§ Work order:
Could you write the entries out again, exactly as they appear?

§ Dataset excerpts:
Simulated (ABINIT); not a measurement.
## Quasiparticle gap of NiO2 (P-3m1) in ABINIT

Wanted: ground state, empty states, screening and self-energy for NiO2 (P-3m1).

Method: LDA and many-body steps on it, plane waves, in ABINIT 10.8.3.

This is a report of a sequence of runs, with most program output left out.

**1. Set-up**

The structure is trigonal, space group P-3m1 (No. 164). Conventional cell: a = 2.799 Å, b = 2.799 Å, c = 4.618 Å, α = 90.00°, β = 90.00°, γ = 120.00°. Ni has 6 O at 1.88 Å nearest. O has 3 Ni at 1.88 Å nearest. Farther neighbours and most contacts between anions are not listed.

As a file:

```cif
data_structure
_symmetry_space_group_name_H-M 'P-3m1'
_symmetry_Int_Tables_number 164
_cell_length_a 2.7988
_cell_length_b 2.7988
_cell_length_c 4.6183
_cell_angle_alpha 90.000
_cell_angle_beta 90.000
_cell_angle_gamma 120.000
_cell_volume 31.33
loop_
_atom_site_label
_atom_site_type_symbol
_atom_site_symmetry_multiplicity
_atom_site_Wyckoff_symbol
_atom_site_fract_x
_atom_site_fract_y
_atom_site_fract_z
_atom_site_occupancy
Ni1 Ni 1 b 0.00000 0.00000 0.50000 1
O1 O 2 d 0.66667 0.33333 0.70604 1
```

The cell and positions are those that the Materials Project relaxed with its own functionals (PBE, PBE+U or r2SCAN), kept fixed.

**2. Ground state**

§ Task output:
Simulated (ABINIT); not a measurement.
## Quasiparticle gap of NiO2 (P-3m1) in ABINIT

Wanted: ground state, empty states, screening and self-energy for NiO2 (P-3m1).

Method: LDA and many-body steps on it, plane waves, in ABINIT 10.8.3.

This is a report of a sequence of runs, with most program output left out.

**1. Set-up**

The structure is trigonal, space group P-3m1 (No. 164). Conventional cell: a = 2.799 Å, b = 2.799 Å, c = 4.618 Å, α = 90.00°, β = 90.00°, γ = 120.00°. Ni has 6 O at 1.88 Å nearest. O has 3 Ni at 1.88 Å nearest. Farther neighbours and most contacts between anions are not listed.

As a file:

```cif
data_structure
_symmetry_space_group_name_H-M 'P-3m1'
_symmetry_Int_Tables_number 164
_cell_length_a 2.7988
_cell_length_b 2.7988
_cell_length_c 4.6183
_cell_angle_alpha 90.000
_cell_angle_beta 90.000
_cell_angle_gamma 120.000
_cell_volume 31.33
loop_
_atom_site_label
_atom_site_type_symbol
_atom_site_symmetry_multiplicity
_atom_site_Wyckoff_symbol
_atom_site_fract_x
_atom_site_fract_y
_atom_site_fract_z
_atom_site_occupancy
Ni1 Ni 1 b 0.00000 0.00000 0.50000 1
O1 O 2 d 0.66667 0.33333 0.70604 1
```

The cell and positions are those that the Materials Project relaxed with its own functionals (PBE, PBE+U or r2SCAN), kept fixed.

**2. Ground state**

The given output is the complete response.